Begin at the line below that has "the static equilibrium**" and stop after the line that has "Phonons are second". Please restate only those lines, word for word.

'''

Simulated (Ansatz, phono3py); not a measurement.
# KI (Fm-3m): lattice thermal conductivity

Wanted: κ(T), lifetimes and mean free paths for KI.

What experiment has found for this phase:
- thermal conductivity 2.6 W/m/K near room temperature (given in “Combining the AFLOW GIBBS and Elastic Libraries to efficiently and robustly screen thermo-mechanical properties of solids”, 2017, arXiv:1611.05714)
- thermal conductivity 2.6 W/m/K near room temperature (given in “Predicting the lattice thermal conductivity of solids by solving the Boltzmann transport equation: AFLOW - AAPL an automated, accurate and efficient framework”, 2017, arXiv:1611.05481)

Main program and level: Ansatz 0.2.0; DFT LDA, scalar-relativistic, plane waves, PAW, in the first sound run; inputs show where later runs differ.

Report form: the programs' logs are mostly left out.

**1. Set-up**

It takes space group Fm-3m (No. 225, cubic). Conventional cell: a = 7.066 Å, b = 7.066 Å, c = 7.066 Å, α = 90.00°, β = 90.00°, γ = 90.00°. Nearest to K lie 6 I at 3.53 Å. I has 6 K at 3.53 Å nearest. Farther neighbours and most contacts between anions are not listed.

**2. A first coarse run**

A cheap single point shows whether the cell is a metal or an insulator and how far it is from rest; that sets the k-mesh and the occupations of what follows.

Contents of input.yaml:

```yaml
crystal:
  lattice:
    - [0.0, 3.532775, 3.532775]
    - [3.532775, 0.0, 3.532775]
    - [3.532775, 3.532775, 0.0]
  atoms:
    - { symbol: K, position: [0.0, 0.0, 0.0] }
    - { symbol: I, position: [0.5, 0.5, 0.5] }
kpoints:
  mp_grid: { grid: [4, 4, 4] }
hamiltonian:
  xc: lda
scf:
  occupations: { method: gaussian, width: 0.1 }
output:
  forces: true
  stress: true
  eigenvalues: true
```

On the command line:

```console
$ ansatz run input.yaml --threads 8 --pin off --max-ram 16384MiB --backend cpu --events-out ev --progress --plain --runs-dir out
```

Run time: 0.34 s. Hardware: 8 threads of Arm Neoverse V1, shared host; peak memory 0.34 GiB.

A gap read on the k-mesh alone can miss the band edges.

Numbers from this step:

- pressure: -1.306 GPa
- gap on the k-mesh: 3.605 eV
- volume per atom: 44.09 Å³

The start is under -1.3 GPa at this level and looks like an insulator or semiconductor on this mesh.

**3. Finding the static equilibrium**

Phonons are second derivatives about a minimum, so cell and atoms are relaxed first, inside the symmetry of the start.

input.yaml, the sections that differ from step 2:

'''

[Written reply]:
**3. Finding the static equilibrium**

Phonons are second derivatives about a minimum, so cell and atoms are relaxed first, inside the symmetry of the start.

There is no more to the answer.